Which lines run from the start of the data below to the line containing "D. minimal basis"? Set them down exactly, with none added.

==== Provided data

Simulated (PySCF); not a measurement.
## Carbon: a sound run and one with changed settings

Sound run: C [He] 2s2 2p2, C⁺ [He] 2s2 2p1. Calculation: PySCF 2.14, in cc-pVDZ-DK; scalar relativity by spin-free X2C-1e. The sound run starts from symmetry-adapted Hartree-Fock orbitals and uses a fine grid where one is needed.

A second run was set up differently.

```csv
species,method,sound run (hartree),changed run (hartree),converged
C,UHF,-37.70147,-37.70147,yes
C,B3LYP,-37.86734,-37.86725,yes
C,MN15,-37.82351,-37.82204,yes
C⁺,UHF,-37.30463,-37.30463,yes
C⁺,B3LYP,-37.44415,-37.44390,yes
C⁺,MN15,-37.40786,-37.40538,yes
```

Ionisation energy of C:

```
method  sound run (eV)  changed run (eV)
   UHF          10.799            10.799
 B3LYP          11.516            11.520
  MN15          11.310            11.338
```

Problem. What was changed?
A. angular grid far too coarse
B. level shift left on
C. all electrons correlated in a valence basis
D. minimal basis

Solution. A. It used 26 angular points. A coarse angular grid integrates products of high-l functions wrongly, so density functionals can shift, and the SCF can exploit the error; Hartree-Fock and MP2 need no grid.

========

§ Exercise response:
Simulated (PySCF); not a measurement.
## Carbon: a sound run and one with changed settings

Sound run: C [He] 2s2 2p2, C⁺ [He] 2s2 2p1. Calculation: PySCF 2.14, in cc-pVDZ-DK; scalar relativity by spin-free X2C-1e. The sound run starts from symmetry-adapted Hartree-Fock orbitals and uses a fine grid where one is needed.

A second run was set up differently.

```csv
species,method,sound run (hartree),changed run (hartree),converged
C,UHF,-37.70147,-37.70147,yes
C,B3LYP,-37.86734,-37.86725,yes
C,MN15,-37.82351,-37.82204,yes
C⁺,UHF,-37.30463,-37.30463,yes
C⁺,B3LYP,-37.44415,-37.44390,yes
C⁺,MN15,-37.40786,-37.40538,yes
```

Ionisation energy of C:

```
method  sound run (eV)  changed run (eV)
   UHF          10.799            10.799
 B3LYP          11.516            11.520
  MN15          11.310            11.338
```

Problem. What was changed?
A. angular grid far too coarse
B. level shift left on
C. all electrons correlated in a valence basis
D. minimal basis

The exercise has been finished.